--- Information Enclosed Below ---

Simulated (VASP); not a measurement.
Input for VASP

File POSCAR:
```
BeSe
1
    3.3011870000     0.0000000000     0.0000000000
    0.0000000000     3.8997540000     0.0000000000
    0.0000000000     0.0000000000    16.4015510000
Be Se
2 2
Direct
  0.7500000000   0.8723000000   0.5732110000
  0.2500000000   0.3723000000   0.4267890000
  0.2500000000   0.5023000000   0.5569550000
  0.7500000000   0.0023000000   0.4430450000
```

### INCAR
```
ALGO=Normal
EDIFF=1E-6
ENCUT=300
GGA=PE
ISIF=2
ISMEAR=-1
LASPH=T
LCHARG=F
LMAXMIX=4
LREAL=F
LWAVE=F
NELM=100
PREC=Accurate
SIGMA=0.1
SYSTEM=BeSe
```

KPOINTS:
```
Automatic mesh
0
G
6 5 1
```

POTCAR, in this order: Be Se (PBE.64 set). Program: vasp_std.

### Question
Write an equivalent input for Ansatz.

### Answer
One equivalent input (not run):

--- End of Enclosed Information ---

Take the lines above from the first through the one containing "Write an equivalent input for Ansatz." and reproduce them exactly; include nothing else.

## [Exercise result]
Simulated (VASP); not a measurement.
Input for VASP

File POSCAR:
```
BeSe
1
    3.3011870000     0.0000000000     0.0000000000
    0.0000000000     3.8997540000     0.0000000000
    0.0000000000     0.0000000000    16.4015510000
Be Se
2 2
Direct
  0.7500000000   0.8723000000   0.5732110000
  0.2500000000   0.3723000000   0.4267890000
  0.2500000000   0.5023000000   0.5569550000
  0.7500000000   0.0023000000   0.4430450000
```

### INCAR
```
ALGO=Normal
EDIFF=1E-6
ENCUT=300
GGA=PE
ISIF=2
ISMEAR=-1
LASPH=T
LCHARG=F
LMAXMIX=4
LREAL=F
LWAVE=F
NELM=100
PREC=Accurate
SIGMA=0.1
SYSTEM=BeSe
```

KPOINTS:
```
Automatic mesh
0
G
6 5 1
```

POTCAR, in this order: Be Se (PBE.64 set). Program: vasp_std.

### Question
Write an equivalent input for Ansatz.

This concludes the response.